Task item: Lines from the top of the listing down to the one with "v_l = √((K+4G/3)/ρ)", inclusive, are to be copied exactly.

====================

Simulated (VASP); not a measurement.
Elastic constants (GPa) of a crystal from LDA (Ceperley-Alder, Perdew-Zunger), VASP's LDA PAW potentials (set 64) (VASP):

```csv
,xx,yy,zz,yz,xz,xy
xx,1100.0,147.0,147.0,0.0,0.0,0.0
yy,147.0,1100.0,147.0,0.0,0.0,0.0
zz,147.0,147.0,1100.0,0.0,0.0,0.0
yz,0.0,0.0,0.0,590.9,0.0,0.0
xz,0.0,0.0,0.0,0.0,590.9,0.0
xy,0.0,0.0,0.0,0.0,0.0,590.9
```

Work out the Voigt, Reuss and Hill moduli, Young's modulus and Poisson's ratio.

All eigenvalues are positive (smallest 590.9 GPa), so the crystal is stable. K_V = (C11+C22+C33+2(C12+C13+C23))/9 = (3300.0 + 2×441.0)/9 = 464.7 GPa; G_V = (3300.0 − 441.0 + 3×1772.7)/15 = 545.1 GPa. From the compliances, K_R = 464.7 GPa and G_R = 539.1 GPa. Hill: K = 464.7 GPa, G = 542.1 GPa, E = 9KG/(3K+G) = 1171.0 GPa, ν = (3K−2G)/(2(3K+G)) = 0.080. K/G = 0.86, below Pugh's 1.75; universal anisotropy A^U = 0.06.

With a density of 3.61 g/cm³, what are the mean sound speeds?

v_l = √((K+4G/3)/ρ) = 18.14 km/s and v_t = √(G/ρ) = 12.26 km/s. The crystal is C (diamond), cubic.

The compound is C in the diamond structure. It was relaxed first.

====================

Solution:
Simulated (VASP); not a measurement.
Elastic constants (GPa) of a crystal from LDA (Ceperley-Alder, Perdew-Zunger), VASP's LDA PAW potentials (set 64) (VASP):

```csv
,xx,yy,zz,yz,xz,xy
xx,1100.0,147.0,147.0,0.0,0.0,0.0
yy,147.0,1100.0,147.0,0.0,0.0,0.0
zz,147.0,147.0,1100.0,0.0,0.0,0.0
yz,0.0,0.0,0.0,590.9,0.0,0.0
xz,0.0,0.0,0.0,0.0,590.9,0.0
xy,0.0,0.0,0.0,0.0,0.0,590.9
```

Work out the Voigt, Reuss and Hill moduli, Young's modulus and Poisson's ratio.

All eigenvalues are positive (smallest 590.9 GPa), so the crystal is stable. K_V = (C11+C22+C33+2(C12+C13+C23))/9 = (3300.0 + 2×441.0)/9 = 464.7 GPa; G_V = (3300.0 − 441.0 + 3×1772.7)/15 = 545.1 GPa. From the compliances, K_R = 464.7 GPa and G_R = 539.1 GPa. Hill: K = 464.7 GPa, G = 542.1 GPa, E = 9KG/(3K+G) = 1171.0 GPa, ν = (3K−2G)/(2(3K+G)) = 0.080. K/G = 0.86, below Pugh's 1.75; universal anisotropy A^U = 0.06.

With a density of 3.61 g/cm³, what are the mean sound speeds?

v_l = √((K+4G/3)/ρ) = 18.14 km/s and v_t = √(G/ρ) = 12.26 km/s. The crystal is C (diamond), cubic.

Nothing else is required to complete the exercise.